•••

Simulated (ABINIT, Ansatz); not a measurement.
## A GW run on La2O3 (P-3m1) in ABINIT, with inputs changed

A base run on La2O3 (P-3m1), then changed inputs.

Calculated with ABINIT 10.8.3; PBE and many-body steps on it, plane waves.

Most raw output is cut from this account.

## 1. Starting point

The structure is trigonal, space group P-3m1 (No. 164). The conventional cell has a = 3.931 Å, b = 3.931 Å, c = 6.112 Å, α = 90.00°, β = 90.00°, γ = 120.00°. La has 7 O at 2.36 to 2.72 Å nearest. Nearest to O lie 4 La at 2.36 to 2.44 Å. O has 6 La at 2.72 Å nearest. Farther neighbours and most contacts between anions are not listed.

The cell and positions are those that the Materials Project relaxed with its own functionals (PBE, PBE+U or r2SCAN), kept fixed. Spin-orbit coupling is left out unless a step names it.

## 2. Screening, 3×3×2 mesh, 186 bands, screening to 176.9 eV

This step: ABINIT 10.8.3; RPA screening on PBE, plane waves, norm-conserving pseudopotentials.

•••

▶ [ASSIGNED TASK]: Restate the whole listing exactly.

▶ [WRITTEN ANSWER]:
Simulated (ABINIT, Ansatz); not a measurement.
## A GW run on La2O3 (P-3m1) in ABINIT, with inputs changed

A base run on La2O3 (P-3m1), then changed inputs.

Calculated with ABINIT 10.8.3; PBE and many-body steps on it, plane waves.

Most raw output is cut from this account.

## 1. Starting point

The structure is trigonal, space group P-3m1 (No. 164). The conventional cell has a = 3.931 Å, b = 3.931 Å, c = 6.112 Å, α = 90.00°, β = 90.00°, γ = 120.00°. La has 7 O at 2.36 to 2.72 Å nearest. Nearest to O lie 4 La at 2.36 to 2.44 Å. O has 6 La at 2.72 Å nearest. Farther neighbours and most contacts between anions are not listed.

The cell and positions are those that the Materials Project relaxed with its own functionals (PBE, PBE+U or r2SCAN), kept fixed. Spin-orbit coupling is left out unless a step names it.

## 2. Screening, 3×3×2 mesh, 186 bands, screening to 176.9 eV

This step: ABINIT 10.8.3; RPA screening on PBE, plane waves, norm-conserving pseudopotentials.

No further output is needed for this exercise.